_Record set_.
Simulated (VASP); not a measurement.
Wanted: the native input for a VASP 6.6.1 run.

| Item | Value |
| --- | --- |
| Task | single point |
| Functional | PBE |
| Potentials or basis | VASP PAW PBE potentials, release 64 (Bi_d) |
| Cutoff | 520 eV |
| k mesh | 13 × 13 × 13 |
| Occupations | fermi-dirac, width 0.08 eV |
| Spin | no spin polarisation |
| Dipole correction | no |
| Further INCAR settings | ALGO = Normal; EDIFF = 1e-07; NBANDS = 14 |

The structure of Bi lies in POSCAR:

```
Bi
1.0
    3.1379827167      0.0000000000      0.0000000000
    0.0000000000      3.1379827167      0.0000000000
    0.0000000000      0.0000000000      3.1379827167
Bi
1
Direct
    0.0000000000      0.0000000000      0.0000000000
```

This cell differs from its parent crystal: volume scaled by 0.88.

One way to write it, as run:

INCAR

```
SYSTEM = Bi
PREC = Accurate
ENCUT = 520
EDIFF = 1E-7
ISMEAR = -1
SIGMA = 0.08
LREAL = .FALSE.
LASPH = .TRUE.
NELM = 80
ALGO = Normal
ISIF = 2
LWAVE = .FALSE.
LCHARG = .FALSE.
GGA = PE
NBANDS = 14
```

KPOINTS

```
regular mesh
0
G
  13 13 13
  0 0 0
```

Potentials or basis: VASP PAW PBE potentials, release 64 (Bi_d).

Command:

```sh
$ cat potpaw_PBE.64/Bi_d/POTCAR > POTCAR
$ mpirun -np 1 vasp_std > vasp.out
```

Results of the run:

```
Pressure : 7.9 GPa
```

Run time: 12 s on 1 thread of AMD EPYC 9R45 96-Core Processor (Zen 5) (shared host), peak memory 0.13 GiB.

_Task item_. Of all the entries above, output exactly the lines between the one holding "Wanted: the native" and the one holding "correction | no |", inclusive.

_Task response_.
Wanted: the native input for a VASP 6.6.1 run.

| Item | Value |
| --- | --- |
| Task | single point |
| Functional | PBE |
| Potentials or basis | VASP PAW PBE potentials, release 64 (Bi_d) |
| Cutoff | 520 eV |
| k mesh | 13 × 13 × 13 |
| Occupations | fermi-dirac, width 0.08 eV |
| Spin | no spin polarisation |
| Dipole correction | no |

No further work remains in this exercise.